• EXCERPTED RECORDS:
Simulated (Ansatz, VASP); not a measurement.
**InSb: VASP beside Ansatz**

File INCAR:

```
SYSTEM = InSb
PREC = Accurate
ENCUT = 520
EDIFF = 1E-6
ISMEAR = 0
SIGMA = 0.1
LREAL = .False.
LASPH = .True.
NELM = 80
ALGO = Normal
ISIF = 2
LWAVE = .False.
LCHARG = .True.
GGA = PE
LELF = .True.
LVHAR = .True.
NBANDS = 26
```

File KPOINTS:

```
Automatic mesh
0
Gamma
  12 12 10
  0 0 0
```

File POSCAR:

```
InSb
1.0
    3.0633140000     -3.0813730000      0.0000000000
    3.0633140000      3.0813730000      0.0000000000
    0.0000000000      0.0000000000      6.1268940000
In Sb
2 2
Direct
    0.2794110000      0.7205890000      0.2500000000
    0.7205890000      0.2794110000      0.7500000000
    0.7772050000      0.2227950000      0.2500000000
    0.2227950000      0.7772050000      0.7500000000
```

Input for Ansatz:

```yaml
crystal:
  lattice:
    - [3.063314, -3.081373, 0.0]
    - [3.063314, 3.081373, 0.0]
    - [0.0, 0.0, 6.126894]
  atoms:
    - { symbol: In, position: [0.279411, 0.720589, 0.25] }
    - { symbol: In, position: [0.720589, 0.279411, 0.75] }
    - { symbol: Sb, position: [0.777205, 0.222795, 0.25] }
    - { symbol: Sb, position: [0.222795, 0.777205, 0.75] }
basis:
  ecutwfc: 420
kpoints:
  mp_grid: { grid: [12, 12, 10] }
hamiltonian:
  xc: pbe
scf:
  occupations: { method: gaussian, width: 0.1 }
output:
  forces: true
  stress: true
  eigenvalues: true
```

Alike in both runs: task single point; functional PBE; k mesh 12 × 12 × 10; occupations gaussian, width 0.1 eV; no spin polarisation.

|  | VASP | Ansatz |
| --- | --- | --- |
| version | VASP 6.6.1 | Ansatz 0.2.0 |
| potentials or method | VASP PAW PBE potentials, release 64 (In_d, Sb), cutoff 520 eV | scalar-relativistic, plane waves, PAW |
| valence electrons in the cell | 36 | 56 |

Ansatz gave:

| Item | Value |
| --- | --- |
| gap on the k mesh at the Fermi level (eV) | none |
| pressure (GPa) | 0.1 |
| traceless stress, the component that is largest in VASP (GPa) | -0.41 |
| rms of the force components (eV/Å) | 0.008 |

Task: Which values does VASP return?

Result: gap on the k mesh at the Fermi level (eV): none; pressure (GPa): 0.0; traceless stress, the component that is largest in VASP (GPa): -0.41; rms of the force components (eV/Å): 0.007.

• TASK ITEM: In the data above, find the line with "VASP | Ansatz |" and the line with "Task: Which values does VASP return?". Retype both, plus every line between them, exactly.

• WRITTEN REPLY:
|  | VASP | Ansatz |
| --- | --- | --- |
| version | VASP 6.6.1 | Ansatz 0.2.0 |
| potentials or method | VASP PAW PBE potentials, release 64 (In_d, Sb), cutoff 520 eV | scalar-relativistic, plane waves, PAW |
| valence electrons in the cell | 36 | 56 |

Ansatz gave:

| Item | Value |
| --- | --- |
| gap on the k mesh at the Fermi level (eV) | none |
| pressure (GPa) | 0.1 |
| traceless stress, the component that is largest in VASP (GPa) | -0.41 |
| rms of the force components (eV/Å) | 0.008 |

Task: Which values does VASP return?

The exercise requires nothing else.